■ TASK ITEM ■
Print out the entries, word for word.

■ MATERIAL SUPPLIED ■
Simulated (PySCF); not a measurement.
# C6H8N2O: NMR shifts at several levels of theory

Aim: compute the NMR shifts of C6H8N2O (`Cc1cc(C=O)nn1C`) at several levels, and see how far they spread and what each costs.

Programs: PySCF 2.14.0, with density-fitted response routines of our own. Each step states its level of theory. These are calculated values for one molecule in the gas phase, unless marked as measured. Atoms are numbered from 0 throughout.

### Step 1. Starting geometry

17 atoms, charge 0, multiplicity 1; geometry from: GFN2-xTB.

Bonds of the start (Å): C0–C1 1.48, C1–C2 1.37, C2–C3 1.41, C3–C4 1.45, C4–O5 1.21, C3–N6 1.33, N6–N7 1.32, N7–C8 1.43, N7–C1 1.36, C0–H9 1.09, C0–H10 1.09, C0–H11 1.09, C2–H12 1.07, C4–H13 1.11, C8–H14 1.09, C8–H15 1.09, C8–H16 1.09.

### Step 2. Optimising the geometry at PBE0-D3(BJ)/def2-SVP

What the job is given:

■ TASK RESULT ■
Simulated (PySCF); not a measurement.
# C6H8N2O: NMR shifts at several levels of theory

Aim: compute the NMR shifts of C6H8N2O (`Cc1cc(C=O)nn1C`) at several levels, and see how far they spread and what each costs.

Programs: PySCF 2.14.0, with density-fitted response routines of our own. Each step states its level of theory. These are calculated values for one molecule in the gas phase, unless marked as measured. Atoms are numbered from 0 throughout.

### Step 1. Starting geometry

17 atoms, charge 0, multiplicity 1; geometry from: GFN2-xTB.

Bonds of the start (Å): C0–C1 1.48, C1–C2 1.37, C2–C3 1.41, C3–C4 1.45, C4–O5 1.21, C3–N6 1.33, N6–N7 1.32, N7–C8 1.43, N7–C1 1.36, C0–H9 1.09, C0–H10 1.09, C0–H11 1.09, C2–H12 1.07, C4–H13 1.11, C8–H14 1.09, C8–H15 1.09, C8–H16 1.09.

### Step 2. Optimising the geometry at PBE0-D3(BJ)/def2-SVP

What the job is given:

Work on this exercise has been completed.